• **Required action**
Would you repeat all the lines below, exactly as they stand?

::::::

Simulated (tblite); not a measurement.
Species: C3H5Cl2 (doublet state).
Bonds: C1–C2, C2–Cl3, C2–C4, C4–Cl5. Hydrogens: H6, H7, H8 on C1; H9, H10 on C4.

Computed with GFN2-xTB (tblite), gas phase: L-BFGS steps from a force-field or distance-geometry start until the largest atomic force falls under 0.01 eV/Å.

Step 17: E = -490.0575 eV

::::::

• **Task solution**
Simulated (tblite); not a measurement.
Species: C3H5Cl2 (doublet state).
Bonds: C1–C2, C2–Cl3, C2–C4, C4–Cl5. Hydrogens: H6, H7, H8 on C1; H9, H10 on C4.

Computed with GFN2-xTB (tblite), gas phase: L-BFGS steps from a force-field or distance-geometry start until the largest atomic force falls under 0.01 eV/Å.

Step 17: E = -490.0575 eV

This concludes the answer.